Start of EXTRACTED ENTRIES

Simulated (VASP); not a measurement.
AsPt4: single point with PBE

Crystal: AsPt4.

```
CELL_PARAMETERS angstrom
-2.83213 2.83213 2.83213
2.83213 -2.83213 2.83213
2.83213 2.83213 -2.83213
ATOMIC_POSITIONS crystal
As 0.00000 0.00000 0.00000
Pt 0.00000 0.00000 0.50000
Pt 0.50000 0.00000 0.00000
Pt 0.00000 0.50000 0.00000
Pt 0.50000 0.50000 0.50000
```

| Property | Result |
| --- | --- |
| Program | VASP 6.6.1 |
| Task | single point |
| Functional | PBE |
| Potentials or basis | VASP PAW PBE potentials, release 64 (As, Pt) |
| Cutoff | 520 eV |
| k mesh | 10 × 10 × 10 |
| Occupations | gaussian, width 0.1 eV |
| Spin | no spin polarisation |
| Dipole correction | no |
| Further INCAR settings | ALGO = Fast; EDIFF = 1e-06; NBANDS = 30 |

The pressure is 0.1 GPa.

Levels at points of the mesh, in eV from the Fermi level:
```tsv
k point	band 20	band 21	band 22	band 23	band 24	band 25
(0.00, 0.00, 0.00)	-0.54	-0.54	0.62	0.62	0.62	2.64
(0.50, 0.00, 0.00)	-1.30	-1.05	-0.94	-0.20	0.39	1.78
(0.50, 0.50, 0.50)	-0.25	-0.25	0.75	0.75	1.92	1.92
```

End of EXTRACTED ENTRIES

* [ACTION ITEM] Write down, word for word, the lines above from the one containing "AsPt4: single point with PBE" through the one containing "correction | no |", both ends included.

* [TASK SOLUTION]
AsPt4: single point with PBE

Crystal: AsPt4.

```
CELL_PARAMETERS angstrom
-2.83213 2.83213 2.83213
2.83213 -2.83213 2.83213
2.83213 2.83213 -2.83213
ATOMIC_POSITIONS crystal
As 0.00000 0.00000 0.00000
Pt 0.00000 0.00000 0.50000
Pt 0.50000 0.00000 0.00000
Pt 0.00000 0.50000 0.00000
Pt 0.50000 0.50000 0.50000
```

| Property | Result |
| --- | --- |
| Program | VASP 6.6.1 |
| Task | single point |
| Functional | PBE |
| Potentials or basis | VASP PAW PBE potentials, release 64 (As, Pt) |
| Cutoff | 520 eV |
| k mesh | 10 × 10 × 10 |
| Occupations | gaussian, width 0.1 eV |
| Spin | no spin polarisation |
| Dipole correction | no |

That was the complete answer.